**ASSIGNMENT:**
Nothing but the lines from the one with "E(HF) = -2458.02445 Eh." down to the one with "Q: How large is the problem?" should be returned, exactly and with both ends included, from the material below.

**PROVIDED INFORMATION:**
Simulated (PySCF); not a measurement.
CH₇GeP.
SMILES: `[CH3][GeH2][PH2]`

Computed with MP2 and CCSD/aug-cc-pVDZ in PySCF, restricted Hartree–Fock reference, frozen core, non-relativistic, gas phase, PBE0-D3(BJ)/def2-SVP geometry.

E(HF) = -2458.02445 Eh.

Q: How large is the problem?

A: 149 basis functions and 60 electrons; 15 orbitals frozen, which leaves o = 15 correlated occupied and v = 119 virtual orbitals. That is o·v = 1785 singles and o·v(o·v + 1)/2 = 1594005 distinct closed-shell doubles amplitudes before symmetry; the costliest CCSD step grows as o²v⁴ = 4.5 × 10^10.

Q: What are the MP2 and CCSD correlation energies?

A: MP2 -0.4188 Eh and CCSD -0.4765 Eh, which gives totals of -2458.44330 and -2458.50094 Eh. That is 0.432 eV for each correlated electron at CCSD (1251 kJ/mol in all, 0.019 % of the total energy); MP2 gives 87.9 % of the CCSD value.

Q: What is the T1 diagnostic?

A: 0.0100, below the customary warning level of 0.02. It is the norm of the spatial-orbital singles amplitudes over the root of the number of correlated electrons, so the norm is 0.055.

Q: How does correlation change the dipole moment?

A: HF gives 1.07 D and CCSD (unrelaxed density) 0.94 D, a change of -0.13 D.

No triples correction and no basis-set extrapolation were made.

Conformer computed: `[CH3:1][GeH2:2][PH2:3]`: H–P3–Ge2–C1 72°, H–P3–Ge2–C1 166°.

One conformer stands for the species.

**WRITTEN SOLUTION:**
E(HF) = -2458.02445 Eh.

Q: How large is the problem?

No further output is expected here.